- [Work item]: Set down, please, without alteration, the lines of the entries below from the first through the one containing "The pressure is its mean diagonal, 1.49 GPa.".

*** Opening of Available data ***
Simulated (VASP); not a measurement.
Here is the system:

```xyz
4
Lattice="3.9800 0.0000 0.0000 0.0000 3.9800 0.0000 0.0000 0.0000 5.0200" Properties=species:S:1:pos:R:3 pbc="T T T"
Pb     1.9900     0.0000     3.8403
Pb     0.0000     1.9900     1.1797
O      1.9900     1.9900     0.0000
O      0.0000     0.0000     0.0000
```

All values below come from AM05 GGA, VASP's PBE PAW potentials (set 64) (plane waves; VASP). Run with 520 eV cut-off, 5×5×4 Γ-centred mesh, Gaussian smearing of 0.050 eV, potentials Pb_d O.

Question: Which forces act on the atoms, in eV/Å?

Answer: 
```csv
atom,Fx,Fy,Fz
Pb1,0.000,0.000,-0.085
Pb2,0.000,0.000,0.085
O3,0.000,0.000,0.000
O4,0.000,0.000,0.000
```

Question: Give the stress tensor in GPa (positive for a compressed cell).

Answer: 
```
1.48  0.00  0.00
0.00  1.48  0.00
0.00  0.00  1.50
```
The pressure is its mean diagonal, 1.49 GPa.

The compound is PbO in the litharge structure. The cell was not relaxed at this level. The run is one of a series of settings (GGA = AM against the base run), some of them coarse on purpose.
*** Close of Available data ***

- [Task result]:
Simulated (VASP); not a measurement.
Here is the system:

```xyz
4
Lattice="3.9800 0.0000 0.0000 0.0000 3.9800 0.0000 0.0000 0.0000 5.0200" Properties=species:S:1:pos:R:3 pbc="T T T"
Pb     1.9900     0.0000     3.8403
Pb     0.0000     1.9900     1.1797
O      1.9900     1.9900     0.0000
O      0.0000     0.0000     0.0000
```

All values below come from AM05 GGA, VASP's PBE PAW potentials (set 64) (plane waves; VASP). Run with 520 eV cut-off, 5×5×4 Γ-centred mesh, Gaussian smearing of 0.050 eV, potentials Pb_d O.

Question: Which forces act on the atoms, in eV/Å?

Answer: 
```csv
atom,Fx,Fy,Fz
Pb1,0.000,0.000,-0.085
Pb2,0.000,0.000,0.085
O3,0.000,0.000,0.000
O4,0.000,0.000,0.000
```

Question: Give the stress tensor in GPa (positive for a compressed cell).

Answer: 
```
1.48  0.00  0.00
0.00  1.48  0.00
0.00  0.00  1.50
```
The pressure is its mean diagonal, 1.49 GPa.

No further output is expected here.